■ ■ ■ ■ ■ ■ ■

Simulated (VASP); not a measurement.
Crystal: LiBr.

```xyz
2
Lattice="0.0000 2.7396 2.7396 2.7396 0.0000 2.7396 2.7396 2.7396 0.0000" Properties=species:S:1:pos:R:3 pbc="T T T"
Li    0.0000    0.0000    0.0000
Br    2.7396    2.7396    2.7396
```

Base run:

■ ■ ■ ■ ■ ■ ■

* _Assignment_: Please retype the data above exactly, including every line.

* _Task solution_:
Simulated (VASP); not a measurement.
Crystal: LiBr.

```xyz
2
Lattice="0.0000 2.7396 2.7396 2.7396 0.0000 2.7396 2.7396 2.7396 0.0000" Properties=species:S:1:pos:R:3 pbc="T T T"
Li    0.0000    0.0000    0.0000
Br    2.7396    2.7396    2.7396
```

Base run:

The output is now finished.